§ Action item: Nothing in the records should change; write them all out exactly.

§ Entries provided:
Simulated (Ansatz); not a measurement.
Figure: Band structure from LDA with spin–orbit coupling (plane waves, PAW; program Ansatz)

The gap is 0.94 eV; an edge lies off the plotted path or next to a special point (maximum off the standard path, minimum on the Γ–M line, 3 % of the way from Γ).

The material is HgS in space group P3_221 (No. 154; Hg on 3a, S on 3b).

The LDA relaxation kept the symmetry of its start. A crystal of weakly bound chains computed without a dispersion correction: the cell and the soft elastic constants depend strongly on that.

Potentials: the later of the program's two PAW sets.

§ Written response:
Simulated (Ansatz); not a measurement.
Figure: Band structure from LDA with spin–orbit coupling (plane waves, PAW; program Ansatz)

The gap is 0.94 eV; an edge lies off the plotted path or next to a special point (maximum off the standard path, minimum on the Γ–M line, 3 % of the way from Γ).

The material is HgS in space group P3_221 (No. 154; Hg on 3a, S on 3b).

The LDA relaxation kept the symmetry of its start. A crystal of weakly bound chains computed without a dispersion correction: the cell and the soft elastic constants depend strongly on that.

Potentials: the later of the program's two PAW sets.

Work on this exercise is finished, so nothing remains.